--- --- ---

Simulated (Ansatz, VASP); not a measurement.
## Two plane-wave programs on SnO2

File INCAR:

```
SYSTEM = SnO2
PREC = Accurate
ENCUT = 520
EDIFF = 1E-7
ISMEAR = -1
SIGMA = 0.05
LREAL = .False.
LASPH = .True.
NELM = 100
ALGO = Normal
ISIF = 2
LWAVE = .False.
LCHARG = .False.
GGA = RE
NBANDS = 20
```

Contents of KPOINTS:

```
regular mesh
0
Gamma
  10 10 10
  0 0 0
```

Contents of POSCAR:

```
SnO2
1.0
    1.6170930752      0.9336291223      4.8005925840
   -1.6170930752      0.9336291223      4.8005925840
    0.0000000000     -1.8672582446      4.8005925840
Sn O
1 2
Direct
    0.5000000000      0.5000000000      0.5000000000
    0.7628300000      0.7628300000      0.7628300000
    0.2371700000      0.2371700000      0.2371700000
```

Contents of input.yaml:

--- --- ---

→ **Action item**:
From beginning to end, the data must be duplicated exactly.

→ **Task output**:
Simulated (Ansatz, VASP); not a measurement.
## Two plane-wave programs on SnO2

File INCAR:

```
SYSTEM = SnO2
PREC = Accurate
ENCUT = 520
EDIFF = 1E-7
ISMEAR = -1
SIGMA = 0.05
LREAL = .False.
LASPH = .True.
NELM = 100
ALGO = Normal
ISIF = 2
LWAVE = .False.
LCHARG = .False.
GGA = RE
NBANDS = 20
```

Contents of KPOINTS:

```
regular mesh
0
Gamma
  10 10 10
  0 0 0
```

Contents of POSCAR:

```
SnO2
1.0
    1.6170930752      0.9336291223      4.8005925840
   -1.6170930752      0.9336291223      4.8005925840
    0.0000000000     -1.8672582446      4.8005925840
Sn O
1 2
Direct
    0.5000000000      0.5000000000      0.5000000000
    0.7628300000      0.7628300000      0.7628300000
    0.2371700000      0.2371700000      0.2371700000
```

Contents of input.yaml:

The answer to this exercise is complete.